Given records Start Marker

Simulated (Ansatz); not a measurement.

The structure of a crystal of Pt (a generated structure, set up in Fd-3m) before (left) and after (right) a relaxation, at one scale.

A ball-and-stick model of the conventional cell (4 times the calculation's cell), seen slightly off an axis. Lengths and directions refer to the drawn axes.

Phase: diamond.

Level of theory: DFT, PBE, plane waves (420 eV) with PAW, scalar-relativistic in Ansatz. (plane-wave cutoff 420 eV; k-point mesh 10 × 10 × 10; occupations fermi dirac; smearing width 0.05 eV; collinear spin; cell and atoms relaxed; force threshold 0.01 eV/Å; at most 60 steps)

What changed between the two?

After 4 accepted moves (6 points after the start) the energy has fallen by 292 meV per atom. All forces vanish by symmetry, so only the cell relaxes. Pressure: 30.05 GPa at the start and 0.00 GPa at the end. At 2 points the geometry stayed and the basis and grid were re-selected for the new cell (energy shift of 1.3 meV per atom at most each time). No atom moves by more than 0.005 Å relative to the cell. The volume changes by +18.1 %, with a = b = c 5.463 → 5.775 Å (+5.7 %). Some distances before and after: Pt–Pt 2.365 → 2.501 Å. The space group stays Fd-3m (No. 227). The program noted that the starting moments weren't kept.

Given records End Marker

• _Exercise_: Restate the records in full, keeping every word as it is.

• _Expected answer_:
Simulated (Ansatz); not a measurement.

The structure of a crystal of Pt (a generated structure, set up in Fd-3m) before (left) and after (right) a relaxation, at one scale.

A ball-and-stick model of the conventional cell (4 times the calculation's cell), seen slightly off an axis. Lengths and directions refer to the drawn axes.

Phase: diamond.

Level of theory: DFT, PBE, plane waves (420 eV) with PAW, scalar-relativistic in Ansatz. (plane-wave cutoff 420 eV; k-point mesh 10 × 10 × 10; occupations fermi dirac; smearing width 0.05 eV; collinear spin; cell and atoms relaxed; force threshold 0.01 eV/Å; at most 60 steps)

What changed between the two?

After 4 accepted moves (6 points after the start) the energy has fallen by 292 meV per atom. All forces vanish by symmetry, so only the cell relaxes. Pressure: 30.05 GPa at the start and 0.00 GPa at the end. At 2 points the geometry stayed and the basis and grid were re-selected for the new cell (energy shift of 1.3 meV per atom at most each time). No atom moves by more than 0.005 Å relative to the cell. The volume changes by +18.1 %, with a = b = c 5.463 → 5.775 Å (+5.7 %). Some distances before and after: Pt–Pt 2.365 → 2.501 Å. The space group stays Fd-3m (No. 227). The program noted that the starting moments weren't kept.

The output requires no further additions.